Task item — Transcribe the lines from the start of the data below through the line with "Potentials or basis: VASP", word for word and nothing more.

Information —
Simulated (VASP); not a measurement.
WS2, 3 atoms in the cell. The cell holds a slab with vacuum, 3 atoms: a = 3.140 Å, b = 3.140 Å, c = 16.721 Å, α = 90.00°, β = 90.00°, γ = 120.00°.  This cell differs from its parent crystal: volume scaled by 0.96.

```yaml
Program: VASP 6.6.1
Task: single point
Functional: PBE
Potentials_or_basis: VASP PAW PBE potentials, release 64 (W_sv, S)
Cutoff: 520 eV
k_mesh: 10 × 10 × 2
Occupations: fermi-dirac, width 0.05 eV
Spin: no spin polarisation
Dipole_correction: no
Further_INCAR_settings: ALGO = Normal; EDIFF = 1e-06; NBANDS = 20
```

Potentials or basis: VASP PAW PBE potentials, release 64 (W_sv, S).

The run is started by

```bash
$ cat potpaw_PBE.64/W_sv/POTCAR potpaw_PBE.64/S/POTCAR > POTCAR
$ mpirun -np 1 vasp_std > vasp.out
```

Task result —
Simulated (VASP); not a measurement.
WS2, 3 atoms in the cell. The cell holds a slab with vacuum, 3 atoms: a = 3.140 Å, b = 3.140 Å, c = 16.721 Å, α = 90.00°, β = 90.00°, γ = 120.00°.  This cell differs from its parent crystal: volume scaled by 0.96.

```yaml
Program: VASP 6.6.1
Task: single point
Functional: PBE
Potentials_or_basis: VASP PAW PBE potentials, release 64 (W_sv, S)
Cutoff: 520 eV
k_mesh: 10 × 10 × 2
Occupations: fermi-dirac, width 0.05 eV
Spin: no spin polarisation
Dipole_correction: no
Further_INCAR_settings: ALGO = Normal; EDIFF = 1e-06; NBANDS = 20
```

Potentials or basis: VASP PAW PBE potentials, release 64 (W_sv, S).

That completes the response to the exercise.